=====

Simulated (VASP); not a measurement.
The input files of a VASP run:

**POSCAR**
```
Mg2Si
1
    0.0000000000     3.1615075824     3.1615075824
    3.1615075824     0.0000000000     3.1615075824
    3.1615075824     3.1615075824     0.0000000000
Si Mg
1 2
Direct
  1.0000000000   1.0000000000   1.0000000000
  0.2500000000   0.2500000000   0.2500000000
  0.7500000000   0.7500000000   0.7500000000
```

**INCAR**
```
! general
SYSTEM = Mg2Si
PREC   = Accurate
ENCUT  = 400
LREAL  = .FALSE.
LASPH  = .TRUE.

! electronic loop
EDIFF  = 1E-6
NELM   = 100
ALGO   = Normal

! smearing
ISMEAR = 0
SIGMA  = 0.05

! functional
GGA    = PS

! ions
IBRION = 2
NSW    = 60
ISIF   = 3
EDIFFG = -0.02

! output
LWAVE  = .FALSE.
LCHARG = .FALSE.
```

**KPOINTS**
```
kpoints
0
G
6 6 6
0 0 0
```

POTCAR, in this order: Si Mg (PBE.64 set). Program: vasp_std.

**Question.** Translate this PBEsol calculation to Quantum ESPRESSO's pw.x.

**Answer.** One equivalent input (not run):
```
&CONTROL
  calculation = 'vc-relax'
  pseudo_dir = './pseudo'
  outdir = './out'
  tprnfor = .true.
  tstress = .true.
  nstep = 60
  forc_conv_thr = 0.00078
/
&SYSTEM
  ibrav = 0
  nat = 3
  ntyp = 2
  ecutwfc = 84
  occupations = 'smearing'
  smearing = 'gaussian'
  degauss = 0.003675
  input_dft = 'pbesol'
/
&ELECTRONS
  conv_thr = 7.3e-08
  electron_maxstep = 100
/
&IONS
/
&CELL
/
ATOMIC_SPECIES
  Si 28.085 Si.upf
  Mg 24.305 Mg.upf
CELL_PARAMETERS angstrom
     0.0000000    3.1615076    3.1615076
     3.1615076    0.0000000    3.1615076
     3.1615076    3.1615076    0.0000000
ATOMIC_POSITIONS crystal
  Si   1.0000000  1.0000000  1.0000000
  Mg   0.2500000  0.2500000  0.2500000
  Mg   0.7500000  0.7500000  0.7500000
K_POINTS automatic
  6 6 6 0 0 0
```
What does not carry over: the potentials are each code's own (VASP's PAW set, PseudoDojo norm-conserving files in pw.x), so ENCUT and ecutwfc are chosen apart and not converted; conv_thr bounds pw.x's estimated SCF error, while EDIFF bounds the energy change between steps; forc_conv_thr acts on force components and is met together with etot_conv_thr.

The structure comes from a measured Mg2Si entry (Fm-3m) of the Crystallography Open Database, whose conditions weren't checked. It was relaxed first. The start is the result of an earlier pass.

=====

WORK TASK: Each line of the records, from the opening one through the line holding "POTCAR, in this", should be restated word for word, with nothing else in the answer.

ANSWER AREA:
Simulated (VASP); not a measurement.
The input files of a VASP run:

**POSCAR**
```
Mg2Si
1
    0.0000000000     3.1615075824     3.1615075824
    3.1615075824     0.0000000000     3.1615075824
    3.1615075824     3.1615075824     0.0000000000
Si Mg
1 2
Direct
  1.0000000000   1.0000000000   1.0000000000
  0.2500000000   0.2500000000   0.2500000000
  0.7500000000   0.7500000000   0.7500000000
```

**INCAR**
```
! general
SYSTEM = Mg2Si
PREC   = Accurate
ENCUT  = 400
LREAL  = .FALSE.
LASPH  = .TRUE.

! electronic loop
EDIFF  = 1E-6
NELM   = 100
ALGO   = Normal

! smearing
ISMEAR = 0
SIGMA  = 0.05

! functional
GGA    = PS

! ions
IBRION = 2
NSW    = 60
ISIF   = 3
EDIFFG = -0.02

! output
LWAVE  = .FALSE.
LCHARG = .FALSE.
```

**KPOINTS**
```
kpoints
0
G
6 6 6
0 0 0
```

POTCAR, in this order: Si Mg (PBE.64 set). Program: vasp_std.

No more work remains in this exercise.